- Exercise data -
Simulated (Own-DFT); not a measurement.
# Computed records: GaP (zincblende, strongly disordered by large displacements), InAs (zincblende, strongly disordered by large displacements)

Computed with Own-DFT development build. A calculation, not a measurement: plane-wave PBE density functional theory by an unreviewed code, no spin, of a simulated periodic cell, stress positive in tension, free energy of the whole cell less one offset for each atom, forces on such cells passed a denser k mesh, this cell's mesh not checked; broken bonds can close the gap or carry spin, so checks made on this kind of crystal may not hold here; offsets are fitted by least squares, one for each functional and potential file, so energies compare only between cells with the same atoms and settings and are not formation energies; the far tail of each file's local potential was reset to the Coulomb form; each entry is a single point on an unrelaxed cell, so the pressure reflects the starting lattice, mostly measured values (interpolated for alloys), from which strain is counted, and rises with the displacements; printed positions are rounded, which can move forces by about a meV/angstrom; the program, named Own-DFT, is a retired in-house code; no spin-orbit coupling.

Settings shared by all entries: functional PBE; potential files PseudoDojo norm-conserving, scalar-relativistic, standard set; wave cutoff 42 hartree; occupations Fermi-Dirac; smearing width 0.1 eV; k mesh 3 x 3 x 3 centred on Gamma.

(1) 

- Work task -
Look through the entries above and quote exactly the lines from the line with "Computed with Own-DFT" to the line with "Settings shared by", counting both of those lines.

- Result -
Computed with Own-DFT development build. A calculation, not a measurement: plane-wave PBE density functional theory by an unreviewed code, no spin, of a simulated periodic cell, stress positive in tension, free energy of the whole cell less one offset for each atom, forces on such cells passed a denser k mesh, this cell's mesh not checked; broken bonds can close the gap or carry spin, so checks made on this kind of crystal may not hold here; offsets are fitted by least squares, one for each functional and potential file, so energies compare only between cells with the same atoms and settings and are not formation energies; the far tail of each file's local potential was reset to the Coulomb form; each entry is a single point on an unrelaxed cell, so the pressure reflects the starting lattice, mostly measured values (interpolated for alloys), from which strain is counted, and rises with the displacements; printed positions are rounded, which can move forces by about a meV/angstrom; the program, named Own-DFT, is a retired in-house code; no spin-orbit coupling.

Settings shared by all entries: functional PBE; potential files PseudoDojo norm-conserving, scalar-relativistic, standard set; wave cutoff 42 hartree; occupations Fermi-Dirac; smearing width 0.1 eV; k mesh 3 x 3 x 3 centred on Gamma.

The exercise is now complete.